→ WORK ITEM
Repeat the records below exactly, beginning at the first line and finishing with the line that contains "## 1. The cell of the first run".

*** DATA SECTION ***
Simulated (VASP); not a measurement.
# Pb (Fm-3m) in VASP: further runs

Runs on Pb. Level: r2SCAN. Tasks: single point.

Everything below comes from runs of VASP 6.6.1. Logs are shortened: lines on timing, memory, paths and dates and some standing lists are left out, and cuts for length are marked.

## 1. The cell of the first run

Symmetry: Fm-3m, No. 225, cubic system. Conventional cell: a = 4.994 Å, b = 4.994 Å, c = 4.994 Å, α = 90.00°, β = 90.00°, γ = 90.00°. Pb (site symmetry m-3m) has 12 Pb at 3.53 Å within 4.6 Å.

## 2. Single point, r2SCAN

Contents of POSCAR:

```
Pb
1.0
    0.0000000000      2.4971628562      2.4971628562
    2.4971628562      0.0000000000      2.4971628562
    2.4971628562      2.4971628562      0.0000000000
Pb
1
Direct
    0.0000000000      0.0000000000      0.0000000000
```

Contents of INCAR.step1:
*** End of DATA SECTION ***

→ EXERCISE SOLUTION
Simulated (VASP); not a measurement.
# Pb (Fm-3m) in VASP: further runs

Runs on Pb. Level: r2SCAN. Tasks: single point.

Everything below comes from runs of VASP 6.6.1. Logs are shortened: lines on timing, memory, paths and dates and some standing lists are left out, and cuts for length are marked.

## 1. The cell of the first run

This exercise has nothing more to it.